§ WORK INSTRUCTION: Could you retype the entries exactly as they are?

[Start of Attachment]

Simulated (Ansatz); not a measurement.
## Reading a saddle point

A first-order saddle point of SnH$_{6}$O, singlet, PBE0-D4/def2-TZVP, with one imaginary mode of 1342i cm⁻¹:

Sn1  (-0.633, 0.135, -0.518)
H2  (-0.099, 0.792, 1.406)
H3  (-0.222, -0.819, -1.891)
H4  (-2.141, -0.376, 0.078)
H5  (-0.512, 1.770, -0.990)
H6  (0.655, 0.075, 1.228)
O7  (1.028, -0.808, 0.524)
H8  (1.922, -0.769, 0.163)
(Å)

[End of Attachment]

§ WRITTEN ANSWER:
Simulated (Ansatz); not a measurement.
## Reading a saddle point

A first-order saddle point of SnH$_{6}$O, singlet, PBE0-D4/def2-TZVP, with one imaginary mode of 1342i cm⁻¹:

Sn1  (-0.633, 0.135, -0.518)
H2  (-0.099, 0.792, 1.406)
H3  (-0.222, -0.819, -1.891)
H4  (-2.141, -0.376, 0.078)
H5  (-0.512, 1.770, -0.990)
H6  (0.655, 0.075, 1.228)
O7  (1.028, -0.808, 0.524)
H8  (1.922, -0.769, 0.163)
(Å)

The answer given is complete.